Required action: Output the entire listing without altering anything.

______________________________

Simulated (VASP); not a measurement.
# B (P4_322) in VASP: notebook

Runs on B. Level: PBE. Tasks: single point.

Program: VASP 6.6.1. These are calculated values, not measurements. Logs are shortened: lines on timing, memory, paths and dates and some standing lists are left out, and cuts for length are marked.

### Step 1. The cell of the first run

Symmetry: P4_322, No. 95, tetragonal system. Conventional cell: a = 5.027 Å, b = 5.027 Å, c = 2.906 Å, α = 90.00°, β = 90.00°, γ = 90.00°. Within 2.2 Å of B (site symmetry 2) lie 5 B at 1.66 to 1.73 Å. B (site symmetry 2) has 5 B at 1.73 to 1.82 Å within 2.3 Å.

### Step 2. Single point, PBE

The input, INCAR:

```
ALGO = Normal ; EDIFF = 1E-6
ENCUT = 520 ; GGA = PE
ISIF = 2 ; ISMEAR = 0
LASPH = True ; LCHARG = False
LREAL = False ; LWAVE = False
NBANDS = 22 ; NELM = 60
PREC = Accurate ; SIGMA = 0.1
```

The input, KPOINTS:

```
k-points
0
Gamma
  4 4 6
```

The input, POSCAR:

______________________________

Answer section:
Simulated (VASP); not a measurement.
# B (P4_322) in VASP: notebook

Runs on B. Level: PBE. Tasks: single point.

Program: VASP 6.6.1. These are calculated values, not measurements. Logs are shortened: lines on timing, memory, paths and dates and some standing lists are left out, and cuts for length are marked.

### Step 1. The cell of the first run

Symmetry: P4_322, No. 95, tetragonal system. Conventional cell: a = 5.027 Å, b = 5.027 Å, c = 2.906 Å, α = 90.00°, β = 90.00°, γ = 90.00°. Within 2.2 Å of B (site symmetry 2) lie 5 B at 1.66 to 1.73 Å. B (site symmetry 2) has 5 B at 1.73 to 1.82 Å within 2.3 Å.

### Step 2. Single point, PBE

The input, INCAR:

```
ALGO = Normal ; EDIFF = 1E-6
ENCUT = 520 ; GGA = PE
ISIF = 2 ; ISMEAR = 0
LASPH = True ; LCHARG = False
LREAL = False ; LWAVE = False
NBANDS = 22 ; NELM = 60
PREC = Accurate ; SIGMA = 0.1
```

The input, KPOINTS:

```
k-points
0
Gamma
  4 4 6
```

The input, POSCAR:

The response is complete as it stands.